EXCERPTED DATA »
- - - - -
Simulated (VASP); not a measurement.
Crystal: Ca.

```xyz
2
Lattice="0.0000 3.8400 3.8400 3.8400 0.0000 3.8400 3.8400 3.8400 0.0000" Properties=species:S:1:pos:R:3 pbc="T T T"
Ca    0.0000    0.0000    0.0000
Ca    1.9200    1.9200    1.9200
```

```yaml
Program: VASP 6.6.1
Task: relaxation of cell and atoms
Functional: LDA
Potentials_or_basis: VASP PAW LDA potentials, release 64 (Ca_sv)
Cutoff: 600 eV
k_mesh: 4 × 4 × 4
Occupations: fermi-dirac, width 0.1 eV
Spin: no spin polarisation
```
- - - - -

WORK ITEM »
Retype the material in full. Keep every character as it is.

WRITTEN RESPONSE »
Simulated (VASP); not a measurement.
Crystal: Ca.

```xyz
2
Lattice="0.0000 3.8400 3.8400 3.8400 0.0000 3.8400 3.8400 3.8400 0.0000" Properties=species:S:1:pos:R:3 pbc="T T T"
Ca    0.0000    0.0000    0.0000
Ca    1.9200    1.9200    1.9200
```

```yaml
Program: VASP 6.6.1
Task: relaxation of cell and atoms
Functional: LDA
Potentials_or_basis: VASP PAW LDA potentials, release 64 (Ca_sv)
Cutoff: 600 eV
k_mesh: 4 × 4 × 4
Occupations: fermi-dirac, width 0.1 eV
Spin: no spin polarisation
```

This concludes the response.